### Work task
Once the line containing "From 375 eV" has been copied, stop; copy every line before it exactly, beginning with the first line of the material below.

### Data for analysis
<<<<
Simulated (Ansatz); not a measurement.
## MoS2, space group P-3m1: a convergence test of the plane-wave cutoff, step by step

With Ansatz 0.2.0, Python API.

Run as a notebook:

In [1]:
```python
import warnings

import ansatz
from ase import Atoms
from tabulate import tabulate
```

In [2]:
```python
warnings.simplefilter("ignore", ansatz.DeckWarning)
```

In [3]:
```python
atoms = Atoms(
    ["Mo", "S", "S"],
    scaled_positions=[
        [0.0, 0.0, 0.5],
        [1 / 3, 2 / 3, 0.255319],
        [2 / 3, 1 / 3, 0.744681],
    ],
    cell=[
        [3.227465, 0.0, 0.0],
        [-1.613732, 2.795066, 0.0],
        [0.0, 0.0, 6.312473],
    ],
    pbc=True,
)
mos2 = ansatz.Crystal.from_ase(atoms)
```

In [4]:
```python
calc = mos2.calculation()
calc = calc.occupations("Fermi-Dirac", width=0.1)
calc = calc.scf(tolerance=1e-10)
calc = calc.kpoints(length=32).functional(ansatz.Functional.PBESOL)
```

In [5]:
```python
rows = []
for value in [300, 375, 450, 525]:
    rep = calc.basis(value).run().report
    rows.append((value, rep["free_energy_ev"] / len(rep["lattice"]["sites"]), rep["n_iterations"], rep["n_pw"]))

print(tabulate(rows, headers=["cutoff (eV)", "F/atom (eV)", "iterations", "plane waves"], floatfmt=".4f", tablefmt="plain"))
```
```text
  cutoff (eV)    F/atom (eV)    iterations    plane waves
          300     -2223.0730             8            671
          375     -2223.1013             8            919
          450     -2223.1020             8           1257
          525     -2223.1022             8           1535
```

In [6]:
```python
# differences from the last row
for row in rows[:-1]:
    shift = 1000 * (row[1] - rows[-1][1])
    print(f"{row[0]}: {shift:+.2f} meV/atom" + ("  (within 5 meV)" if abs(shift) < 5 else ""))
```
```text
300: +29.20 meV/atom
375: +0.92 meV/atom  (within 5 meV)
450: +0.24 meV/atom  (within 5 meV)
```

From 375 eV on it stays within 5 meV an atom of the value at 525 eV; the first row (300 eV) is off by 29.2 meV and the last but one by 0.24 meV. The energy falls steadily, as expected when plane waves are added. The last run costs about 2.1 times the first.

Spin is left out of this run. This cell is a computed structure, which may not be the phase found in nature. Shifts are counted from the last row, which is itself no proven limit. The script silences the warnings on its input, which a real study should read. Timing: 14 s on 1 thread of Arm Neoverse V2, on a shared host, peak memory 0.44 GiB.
>>>>

### Exercise result
Simulated (Ansatz); not a measurement.
## MoS2, space group P-3m1: a convergence test of the plane-wave cutoff, step by step

With Ansatz 0.2.0, Python API.

Run as a notebook:

In [1]:
```python
import warnings

import ansatz
from ase import Atoms
from tabulate import tabulate
```

In [2]:
```python
warnings.simplefilter("ignore", ansatz.DeckWarning)
```

In [3]:
```python
atoms = Atoms(
    ["Mo", "S", "S"],
    scaled_positions=[
        [0.0, 0.0, 0.5],
        [1 / 3, 2 / 3, 0.255319],
        [2 / 3, 1 / 3, 0.744681],
    ],
    cell=[
        [3.227465, 0.0, 0.0],
        [-1.613732, 2.795066, 0.0],
        [0.0, 0.0, 6.312473],
    ],
    pbc=True,
)
mos2 = ansatz.Crystal.from_ase(atoms)
```

In [4]:
```python
calc = mos2.calculation()
calc = calc.occupations("Fermi-Dirac", width=0.1)
calc = calc.scf(tolerance=1e-10)
calc = calc.kpoints(length=32).functional(ansatz.Functional.PBESOL)
```

In [5]:
```python
rows = []
for value in [300, 375, 450, 525]:
    rep = calc.basis(value).run().report
    rows.append((value, rep["free_energy_ev"] / len(rep["lattice"]["sites"]), rep["n_iterations"], rep["n_pw"]))

print(tabulate(rows, headers=["cutoff (eV)", "F/atom (eV)", "iterations", "plane waves"], floatfmt=".4f", tablefmt="plain"))
```
```text
  cutoff (eV)    F/atom (eV)    iterations    plane waves
          300     -2223.0730             8            671
          375     -2223.1013             8            919
          450     -2223.1020             8           1257
          525     -2223.1022             8           1535
```

In [6]:
```python
# differences from the last row
for row in rows[:-1]:
    shift = 1000 * (row[1] - rows[-1][1])
    print(f"{row[0]}: {shift:+.2f} meV/atom" + ("  (within 5 meV)" if abs(shift) < 5 else ""))
```
```text
300: +29.20 meV/atom
375: +0.92 meV/atom  (within 5 meV)
450: +0.24 meV/atom  (within 5 meV)
```

From 375 eV on it stays within 5 meV an atom of the value at 525 eV; the first row (300 eV) is off by 29.2 meV and the last but one by 0.24 meV. The energy falls steadily, as expected when plane waves are added. The last run costs about 2.1 times the first.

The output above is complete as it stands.